Requirement: Word for word, restate the lines from the start of the data below through the line containing "K2Pt (fluorite or".

Dataset excerpts:
:::

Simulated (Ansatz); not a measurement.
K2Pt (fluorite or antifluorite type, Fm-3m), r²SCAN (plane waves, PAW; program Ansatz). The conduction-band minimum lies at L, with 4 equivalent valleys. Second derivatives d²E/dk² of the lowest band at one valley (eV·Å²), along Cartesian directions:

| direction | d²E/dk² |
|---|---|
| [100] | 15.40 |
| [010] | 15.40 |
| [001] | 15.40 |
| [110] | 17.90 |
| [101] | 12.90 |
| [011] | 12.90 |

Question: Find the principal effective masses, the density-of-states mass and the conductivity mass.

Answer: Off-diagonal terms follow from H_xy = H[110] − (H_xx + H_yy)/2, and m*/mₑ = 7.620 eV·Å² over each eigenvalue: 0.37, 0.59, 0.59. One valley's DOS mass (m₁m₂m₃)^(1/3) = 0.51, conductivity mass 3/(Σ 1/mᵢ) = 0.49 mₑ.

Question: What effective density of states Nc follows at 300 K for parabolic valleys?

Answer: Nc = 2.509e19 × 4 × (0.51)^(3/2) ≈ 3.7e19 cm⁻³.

:::

Reply:
Simulated (Ansatz); not a measurement.
K2Pt (fluorite or antifluorite type, Fm-3m), r²SCAN (plane waves, PAW; program Ansatz). The conduction-band minimum lies at L, with 4 equivalent valleys. Second derivatives d²E/dk² of the lowest band at one valley (eV·Å²), along Cartesian directions:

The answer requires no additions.